* **EXERCISE**
Repeat the listing beneath this line exactly, keeping every character.

* **INFORMATION SHOWN**
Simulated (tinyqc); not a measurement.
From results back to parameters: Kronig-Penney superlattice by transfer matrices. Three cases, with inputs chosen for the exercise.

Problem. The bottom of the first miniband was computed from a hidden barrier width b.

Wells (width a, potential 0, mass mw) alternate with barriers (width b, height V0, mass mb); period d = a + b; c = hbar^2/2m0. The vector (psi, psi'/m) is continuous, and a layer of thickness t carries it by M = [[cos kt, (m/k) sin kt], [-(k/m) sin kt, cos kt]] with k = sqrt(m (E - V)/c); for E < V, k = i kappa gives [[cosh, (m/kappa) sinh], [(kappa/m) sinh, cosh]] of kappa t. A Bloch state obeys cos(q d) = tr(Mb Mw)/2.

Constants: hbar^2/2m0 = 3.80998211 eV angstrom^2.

* **WORKED SOLUTION**
Simulated (tinyqc); not a measurement.
From results back to parameters: Kronig-Penney superlattice by transfer matrices. Three cases, with inputs chosen for the exercise.

Problem. The bottom of the first miniband was computed from a hidden barrier width b.

Wells (width a, potential 0, mass mw) alternate with barriers (width b, height V0, mass mb); period d = a + b; c = hbar^2/2m0. The vector (psi, psi'/m) is continuous, and a layer of thickness t carries it by M = [[cos kt, (m/k) sin kt], [-(k/m) sin kt, cos kt]] with k = sqrt(m (E - V)/c); for E < V, k = i kappa gives [[cosh, (m/kappa) sinh], [(kappa/m) sinh, cosh]] of kappa t. A Bloch state obeys cos(q d) = tr(Mb Mw)/2.

Constants: hbar^2/2m0 = 3.80998211 eV angstrom^2.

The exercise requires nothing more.